Records provided —
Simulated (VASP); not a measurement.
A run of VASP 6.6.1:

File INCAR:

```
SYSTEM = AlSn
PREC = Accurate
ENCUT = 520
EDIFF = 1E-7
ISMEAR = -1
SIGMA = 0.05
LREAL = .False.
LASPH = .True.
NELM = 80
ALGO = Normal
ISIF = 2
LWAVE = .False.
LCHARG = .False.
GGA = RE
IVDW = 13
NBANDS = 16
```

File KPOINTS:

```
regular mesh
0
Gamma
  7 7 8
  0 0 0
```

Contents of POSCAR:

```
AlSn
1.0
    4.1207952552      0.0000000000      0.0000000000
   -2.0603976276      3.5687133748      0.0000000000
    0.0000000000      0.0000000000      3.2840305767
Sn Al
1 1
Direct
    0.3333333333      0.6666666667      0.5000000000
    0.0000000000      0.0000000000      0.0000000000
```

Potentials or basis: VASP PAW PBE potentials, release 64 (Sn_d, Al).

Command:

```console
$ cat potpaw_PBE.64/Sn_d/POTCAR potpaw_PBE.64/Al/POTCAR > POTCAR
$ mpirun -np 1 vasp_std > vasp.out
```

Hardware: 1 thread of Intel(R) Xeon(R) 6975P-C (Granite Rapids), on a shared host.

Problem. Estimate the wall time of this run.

Assigned task — Would you please copy out every line of the data exactly?

Written answer —
Simulated (VASP); not a measurement.
A run of VASP 6.6.1:

File INCAR:

```
SYSTEM = AlSn
PREC = Accurate
ENCUT = 520
EDIFF = 1E-7
ISMEAR = -1
SIGMA = 0.05
LREAL = .False.
LASPH = .True.
NELM = 80
ALGO = Normal
ISIF = 2
LWAVE = .False.
LCHARG = .False.
GGA = RE
IVDW = 13
NBANDS = 16
```

File KPOINTS:

```
regular mesh
0
Gamma
  7 7 8
  0 0 0
```

Contents of POSCAR:

```
AlSn
1.0
    4.1207952552      0.0000000000      0.0000000000
   -2.0603976276      3.5687133748      0.0000000000
    0.0000000000      0.0000000000      3.2840305767
Sn Al
1 1
Direct
    0.3333333333      0.6666666667      0.5000000000
    0.0000000000      0.0000000000      0.0000000000
```

Potentials or basis: VASP PAW PBE potentials, release 64 (Sn_d, Al).

Command:

```console
$ cat potpaw_PBE.64/Sn_d/POTCAR potpaw_PBE.64/Al/POTCAR > POTCAR
$ mpirun -np 1 vasp_std > vasp.out
```

Hardware: 1 thread of Intel(R) Xeon(R) 6975P-C (Granite Rapids), on a shared host.

Problem. Estimate the wall time of this run.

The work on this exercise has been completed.